▶ [RECORD EXTRACTS]:
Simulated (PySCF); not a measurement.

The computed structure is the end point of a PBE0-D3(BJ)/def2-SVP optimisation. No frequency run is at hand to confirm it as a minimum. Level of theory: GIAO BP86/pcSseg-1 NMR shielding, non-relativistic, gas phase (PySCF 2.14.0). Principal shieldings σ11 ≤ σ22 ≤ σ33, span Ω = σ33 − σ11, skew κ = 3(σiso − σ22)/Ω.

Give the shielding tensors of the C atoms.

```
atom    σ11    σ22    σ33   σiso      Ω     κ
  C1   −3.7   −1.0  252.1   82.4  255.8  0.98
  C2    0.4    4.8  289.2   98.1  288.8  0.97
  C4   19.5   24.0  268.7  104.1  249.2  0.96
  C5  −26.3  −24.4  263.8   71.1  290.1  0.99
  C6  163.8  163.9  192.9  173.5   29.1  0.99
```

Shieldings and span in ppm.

▶ [WORK ORDER]: An exact copy of every record is needed.

▶ [EXERCISE OUTPUT]:
Simulated (PySCF); not a measurement.

The computed structure is the end point of a PBE0-D3(BJ)/def2-SVP optimisation. No frequency run is at hand to confirm it as a minimum. Level of theory: GIAO BP86/pcSseg-1 NMR shielding, non-relativistic, gas phase (PySCF 2.14.0). Principal shieldings σ11 ≤ σ22 ≤ σ33, span Ω = σ33 − σ11, skew κ = 3(σiso − σ22)/Ω.

Give the shielding tensors of the C atoms.

```
atom    σ11    σ22    σ33   σiso      Ω     κ
  C1   −3.7   −1.0  252.1   82.4  255.8  0.98
  C2    0.4    4.8  289.2   98.1  288.8  0.97
  C4   19.5   24.0  268.7  104.1  249.2  0.96
  C5  −26.3  −24.4  263.8   71.1  290.1  0.99
  C6  163.8  163.9  192.9  173.5   29.1  0.99
```

Shieldings and span in ppm.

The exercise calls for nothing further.